===============

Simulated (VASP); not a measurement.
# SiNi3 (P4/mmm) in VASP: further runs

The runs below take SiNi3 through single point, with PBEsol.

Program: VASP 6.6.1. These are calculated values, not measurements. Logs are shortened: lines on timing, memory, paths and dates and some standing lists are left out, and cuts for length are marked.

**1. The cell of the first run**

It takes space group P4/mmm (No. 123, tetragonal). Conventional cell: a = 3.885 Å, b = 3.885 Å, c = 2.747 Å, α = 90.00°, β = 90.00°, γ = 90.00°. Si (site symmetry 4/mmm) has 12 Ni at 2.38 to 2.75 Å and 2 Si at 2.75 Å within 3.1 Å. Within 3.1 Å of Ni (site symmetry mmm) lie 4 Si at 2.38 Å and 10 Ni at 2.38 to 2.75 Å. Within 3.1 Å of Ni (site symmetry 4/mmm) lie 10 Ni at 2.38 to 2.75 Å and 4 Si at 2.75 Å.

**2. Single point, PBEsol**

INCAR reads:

===============

▶ **ACTION ITEM**
Would you please restate all of the entries exactly?

▶ **SOLUTION**
Simulated (VASP); not a measurement.
# SiNi3 (P4/mmm) in VASP: further runs

The runs below take SiNi3 through single point, with PBEsol.

Program: VASP 6.6.1. These are calculated values, not measurements. Logs are shortened: lines on timing, memory, paths and dates and some standing lists are left out, and cuts for length are marked.

**1. The cell of the first run**

It takes space group P4/mmm (No. 123, tetragonal). Conventional cell: a = 3.885 Å, b = 3.885 Å, c = 2.747 Å, α = 90.00°, β = 90.00°, γ = 90.00°. Si (site symmetry 4/mmm) has 12 Ni at 2.38 to 2.75 Å and 2 Si at 2.75 Å within 3.1 Å. Within 3.1 Å of Ni (site symmetry mmm) lie 4 Si at 2.38 Å and 10 Ni at 2.38 to 2.75 Å. Within 3.1 Å of Ni (site symmetry 4/mmm) lie 10 Ni at 2.38 to 2.75 Å and 4 Si at 2.75 Å.

**2. Single point, PBEsol**

INCAR reads:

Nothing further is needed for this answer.